-------

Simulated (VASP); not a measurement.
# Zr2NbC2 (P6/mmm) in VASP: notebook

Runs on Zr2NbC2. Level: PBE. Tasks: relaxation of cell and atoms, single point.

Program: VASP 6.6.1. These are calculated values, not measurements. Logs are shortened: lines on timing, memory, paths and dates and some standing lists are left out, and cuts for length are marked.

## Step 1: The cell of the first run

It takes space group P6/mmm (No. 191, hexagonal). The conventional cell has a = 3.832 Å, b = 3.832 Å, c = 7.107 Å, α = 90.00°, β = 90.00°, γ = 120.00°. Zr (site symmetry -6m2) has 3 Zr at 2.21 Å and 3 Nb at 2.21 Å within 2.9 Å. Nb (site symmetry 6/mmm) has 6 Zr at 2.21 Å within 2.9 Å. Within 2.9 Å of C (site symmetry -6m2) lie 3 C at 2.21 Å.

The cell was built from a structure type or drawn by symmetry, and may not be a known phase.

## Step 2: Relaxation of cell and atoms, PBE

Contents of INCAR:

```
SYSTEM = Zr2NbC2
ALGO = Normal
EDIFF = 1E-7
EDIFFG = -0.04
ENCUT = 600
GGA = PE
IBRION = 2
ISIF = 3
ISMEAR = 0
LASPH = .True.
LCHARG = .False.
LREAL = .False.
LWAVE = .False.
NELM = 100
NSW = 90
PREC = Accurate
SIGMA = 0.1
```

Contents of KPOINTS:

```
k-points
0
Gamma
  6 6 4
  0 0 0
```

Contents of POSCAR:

-------

Work instruction: Every record listed above should be reproduced exactly.

Worked solution:
Simulated (VASP); not a measurement.
# Zr2NbC2 (P6/mmm) in VASP: notebook

Runs on Zr2NbC2. Level: PBE. Tasks: relaxation of cell and atoms, single point.

Program: VASP 6.6.1. These are calculated values, not measurements. Logs are shortened: lines on timing, memory, paths and dates and some standing lists are left out, and cuts for length are marked.

## Step 1: The cell of the first run

It takes space group P6/mmm (No. 191, hexagonal). The conventional cell has a = 3.832 Å, b = 3.832 Å, c = 7.107 Å, α = 90.00°, β = 90.00°, γ = 120.00°. Zr (site symmetry -6m2) has 3 Zr at 2.21 Å and 3 Nb at 2.21 Å within 2.9 Å. Nb (site symmetry 6/mmm) has 6 Zr at 2.21 Å within 2.9 Å. Within 2.9 Å of C (site symmetry -6m2) lie 3 C at 2.21 Å.

The cell was built from a structure type or drawn by symmetry, and may not be a known phase.

## Step 2: Relaxation of cell and atoms, PBE

Contents of INCAR:

```
SYSTEM = Zr2NbC2
ALGO = Normal
EDIFF = 1E-7
EDIFFG = -0.04
ENCUT = 600
GGA = PE
IBRION = 2
ISIF = 3
ISMEAR = 0
LASPH = .True.
LCHARG = .False.
LREAL = .False.
LWAVE = .False.
NELM = 100
NSW = 90
PREC = Accurate
SIGMA = 0.1
```

Contents of KPOINTS:

```
k-points
0
Gamma
  6 6 4
  0 0 0
```

Contents of POSCAR:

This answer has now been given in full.